RECORD SET:
Content starts

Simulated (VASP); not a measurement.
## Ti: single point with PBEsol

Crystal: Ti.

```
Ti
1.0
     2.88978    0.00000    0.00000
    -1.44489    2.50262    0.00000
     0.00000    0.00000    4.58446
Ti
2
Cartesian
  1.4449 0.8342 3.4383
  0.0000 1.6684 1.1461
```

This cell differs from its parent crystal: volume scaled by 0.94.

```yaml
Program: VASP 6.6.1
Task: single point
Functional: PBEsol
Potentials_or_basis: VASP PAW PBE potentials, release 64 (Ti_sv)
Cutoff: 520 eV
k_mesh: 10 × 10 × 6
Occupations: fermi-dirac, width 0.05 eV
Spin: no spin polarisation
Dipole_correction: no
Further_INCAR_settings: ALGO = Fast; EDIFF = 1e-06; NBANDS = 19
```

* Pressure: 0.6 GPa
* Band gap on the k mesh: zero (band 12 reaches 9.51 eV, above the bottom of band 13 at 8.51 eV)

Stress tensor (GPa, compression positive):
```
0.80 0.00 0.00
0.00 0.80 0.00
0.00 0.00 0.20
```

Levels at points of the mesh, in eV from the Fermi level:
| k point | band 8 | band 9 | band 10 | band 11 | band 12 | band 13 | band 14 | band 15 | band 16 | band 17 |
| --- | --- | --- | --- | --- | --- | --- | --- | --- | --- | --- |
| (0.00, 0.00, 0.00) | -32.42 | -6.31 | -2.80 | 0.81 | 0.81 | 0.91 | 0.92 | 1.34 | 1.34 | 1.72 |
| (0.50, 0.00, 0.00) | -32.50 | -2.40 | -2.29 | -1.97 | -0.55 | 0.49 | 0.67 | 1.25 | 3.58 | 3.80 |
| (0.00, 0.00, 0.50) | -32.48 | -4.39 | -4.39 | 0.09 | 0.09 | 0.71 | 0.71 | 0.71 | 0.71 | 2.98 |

Content ends

WORK ORDER:
In the entries above, find the line with "1.34 | 1.72 |" and the line with "3.58 | 3.80 |", then restate word for word both of them and every line between, with nothing more.

RESPONSE AREA:
| (0.00, 0.00, 0.00) | -32.42 | -6.31 | -2.80 | 0.81 | 0.81 | 0.91 | 0.92 | 1.34 | 1.34 | 1.72 |
| (0.50, 0.00, 0.00) | -32.50 | -2.40 | -2.29 | -1.97 | -0.55 | 0.49 | 0.67 | 1.25 | 3.58 | 3.80 |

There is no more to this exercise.